Records provided:
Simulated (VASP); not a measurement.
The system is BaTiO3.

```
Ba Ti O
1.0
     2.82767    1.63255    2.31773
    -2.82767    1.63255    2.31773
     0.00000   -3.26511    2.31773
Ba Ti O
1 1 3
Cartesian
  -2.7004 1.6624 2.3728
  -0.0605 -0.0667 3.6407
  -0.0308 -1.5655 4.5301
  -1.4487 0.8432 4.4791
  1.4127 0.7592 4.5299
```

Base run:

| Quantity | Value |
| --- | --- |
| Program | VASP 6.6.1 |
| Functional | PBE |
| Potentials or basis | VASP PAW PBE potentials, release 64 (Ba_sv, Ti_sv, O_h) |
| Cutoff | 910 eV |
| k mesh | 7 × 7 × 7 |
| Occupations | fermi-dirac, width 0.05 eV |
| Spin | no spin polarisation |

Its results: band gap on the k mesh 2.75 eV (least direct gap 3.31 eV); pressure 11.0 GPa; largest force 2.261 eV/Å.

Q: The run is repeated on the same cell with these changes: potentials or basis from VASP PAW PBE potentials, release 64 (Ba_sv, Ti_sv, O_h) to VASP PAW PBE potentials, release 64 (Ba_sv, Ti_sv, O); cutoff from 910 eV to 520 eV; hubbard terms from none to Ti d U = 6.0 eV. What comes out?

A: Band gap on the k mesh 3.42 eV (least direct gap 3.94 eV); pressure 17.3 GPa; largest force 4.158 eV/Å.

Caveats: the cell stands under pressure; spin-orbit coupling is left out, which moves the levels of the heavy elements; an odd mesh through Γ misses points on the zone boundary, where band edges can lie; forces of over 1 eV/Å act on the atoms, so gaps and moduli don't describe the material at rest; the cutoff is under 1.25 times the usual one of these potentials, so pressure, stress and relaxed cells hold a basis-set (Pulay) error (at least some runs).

Work order: Write out only the lines from the very start of the entries above to the line that includes "Its results: band", both ends included, each one unchanged.

Written response:
Simulated (VASP); not a measurement.
The system is BaTiO3.

```
Ba Ti O
1.0
     2.82767    1.63255    2.31773
    -2.82767    1.63255    2.31773
     0.00000   -3.26511    2.31773
Ba Ti O
1 1 3
Cartesian
  -2.7004 1.6624 2.3728
  -0.0605 -0.0667 3.6407
  -0.0308 -1.5655 4.5301
  -1.4487 0.8432 4.4791
  1.4127 0.7592 4.5299
```

Base run:

| Quantity | Value |
| --- | --- |
| Program | VASP 6.6.1 |
| Functional | PBE |
| Potentials or basis | VASP PAW PBE potentials, release 64 (Ba_sv, Ti_sv, O_h) |
| Cutoff | 910 eV |
| k mesh | 7 × 7 × 7 |
| Occupations | fermi-dirac, width 0.05 eV |
| Spin | no spin polarisation |

Its results: band gap on the k mesh 2.75 eV (least direct gap 3.31 eV); pressure 11.0 GPa; largest force 2.261 eV/Å.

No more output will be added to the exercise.